Copy each of the following entries back without change.

> _Provided material_:
++++++++++

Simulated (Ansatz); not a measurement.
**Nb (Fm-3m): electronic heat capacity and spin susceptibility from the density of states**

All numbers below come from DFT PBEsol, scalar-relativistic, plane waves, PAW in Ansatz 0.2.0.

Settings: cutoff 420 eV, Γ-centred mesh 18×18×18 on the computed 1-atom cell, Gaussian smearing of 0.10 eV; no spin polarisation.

++++++++++

> _Your solution_:
Simulated (Ansatz); not a measurement.
**Nb (Fm-3m): electronic heat capacity and spin susceptibility from the density of states**

All numbers below come from DFT PBEsol, scalar-relativistic, plane waves, PAW in Ansatz 0.2.0.

Settings: cutoff 420 eV, Γ-centred mesh 18×18×18 on the computed 1-atom cell, Gaussian smearing of 0.10 eV; no spin polarisation.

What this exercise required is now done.